Extracted material:
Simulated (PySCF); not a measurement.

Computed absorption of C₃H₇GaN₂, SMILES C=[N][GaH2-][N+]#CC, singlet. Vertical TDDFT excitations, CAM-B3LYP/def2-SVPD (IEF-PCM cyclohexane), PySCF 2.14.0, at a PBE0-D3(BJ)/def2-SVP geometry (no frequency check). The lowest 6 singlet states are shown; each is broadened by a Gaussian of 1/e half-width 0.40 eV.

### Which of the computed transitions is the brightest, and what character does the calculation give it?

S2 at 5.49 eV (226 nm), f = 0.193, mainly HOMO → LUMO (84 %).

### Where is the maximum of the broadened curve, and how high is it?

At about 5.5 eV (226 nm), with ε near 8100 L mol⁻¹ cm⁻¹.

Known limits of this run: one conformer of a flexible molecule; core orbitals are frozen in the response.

Assigned task:
Give the data again, unchanged in every line.

Reply:
Simulated (PySCF); not a measurement.

Computed absorption of C₃H₇GaN₂, SMILES C=[N][GaH2-][N+]#CC, singlet. Vertical TDDFT excitations, CAM-B3LYP/def2-SVPD (IEF-PCM cyclohexane), PySCF 2.14.0, at a PBE0-D3(BJ)/def2-SVP geometry (no frequency check). The lowest 6 singlet states are shown; each is broadened by a Gaussian of 1/e half-width 0.40 eV.

### Which of the computed transitions is the brightest, and what character does the calculation give it?

S2 at 5.49 eV (226 nm), f = 0.193, mainly HOMO → LUMO (84 %).

### Where is the maximum of the broadened curve, and how high is it?

At about 5.5 eV (226 nm), with ε near 8100 L mol⁻¹ cm⁻¹.

Known limits of this run: one conformer of a flexible molecule; core orbitals are frozen in the response.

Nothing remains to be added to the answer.